Look through the data below for the line with "Conventional cell: a", and transcribe it exactly together with each line after it up to and including the line with "The geometry is". Give nothing else.

[Start of Attachment]
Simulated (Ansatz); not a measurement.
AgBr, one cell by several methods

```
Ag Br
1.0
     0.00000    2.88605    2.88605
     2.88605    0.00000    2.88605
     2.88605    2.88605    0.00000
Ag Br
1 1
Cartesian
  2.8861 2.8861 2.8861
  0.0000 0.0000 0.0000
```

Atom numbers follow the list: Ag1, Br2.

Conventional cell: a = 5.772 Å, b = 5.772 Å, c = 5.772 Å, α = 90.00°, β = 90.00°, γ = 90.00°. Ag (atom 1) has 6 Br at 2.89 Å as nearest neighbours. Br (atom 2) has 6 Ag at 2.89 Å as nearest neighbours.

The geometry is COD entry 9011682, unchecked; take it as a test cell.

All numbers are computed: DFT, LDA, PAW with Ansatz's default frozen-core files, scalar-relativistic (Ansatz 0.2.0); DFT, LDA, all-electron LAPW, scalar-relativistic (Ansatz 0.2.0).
[End of Attachment]

### RESPONSE:
Conventional cell: a = 5.772 Å, b = 5.772 Å, c = 5.772 Å, α = 90.00°, β = 90.00°, γ = 90.00°. Ag (atom 1) has 6 Br at 2.89 Å as nearest neighbours. Br (atom 2) has 6 Ag at 2.89 Å as nearest neighbours.

The geometry is COD entry 9011682, unchecked; take it as a test cell.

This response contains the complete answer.